=== Section Start ===

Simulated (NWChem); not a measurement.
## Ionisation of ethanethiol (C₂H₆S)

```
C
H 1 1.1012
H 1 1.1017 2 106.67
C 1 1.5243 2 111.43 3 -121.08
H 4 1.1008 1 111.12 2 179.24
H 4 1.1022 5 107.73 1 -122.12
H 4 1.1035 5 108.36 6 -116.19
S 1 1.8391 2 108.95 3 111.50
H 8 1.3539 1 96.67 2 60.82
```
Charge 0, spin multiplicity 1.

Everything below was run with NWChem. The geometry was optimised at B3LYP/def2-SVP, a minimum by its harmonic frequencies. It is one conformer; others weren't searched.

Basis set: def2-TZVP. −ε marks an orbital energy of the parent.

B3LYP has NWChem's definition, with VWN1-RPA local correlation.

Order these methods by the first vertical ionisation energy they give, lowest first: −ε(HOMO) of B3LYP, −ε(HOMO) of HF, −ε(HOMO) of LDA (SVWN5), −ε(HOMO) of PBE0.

=== Section End ===

**Task item:**
Write the data from above out again, exactly.

**Exercise output:**
Simulated (NWChem); not a measurement.
## Ionisation of ethanethiol (C₂H₆S)

```
C
H 1 1.1012
H 1 1.1017 2 106.67
C 1 1.5243 2 111.43 3 -121.08
H 4 1.1008 1 111.12 2 179.24
H 4 1.1022 5 107.73 1 -122.12
H 4 1.1035 5 108.36 6 -116.19
S 1 1.8391 2 108.95 3 111.50
H 8 1.3539 1 96.67 2 60.82
```
Charge 0, spin multiplicity 1.

Everything below was run with NWChem. The geometry was optimised at B3LYP/def2-SVP, a minimum by its harmonic frequencies. It is one conformer; others weren't searched.

Basis set: def2-TZVP. −ε marks an orbital energy of the parent.

B3LYP has NWChem's definition, with VWN1-RPA local correlation.

Order these methods by the first vertical ionisation energy they give, lowest first: −ε(HOMO) of B3LYP, −ε(HOMO) of HF, −ε(HOMO) of LDA (SVWN5), −ε(HOMO) of PBE0.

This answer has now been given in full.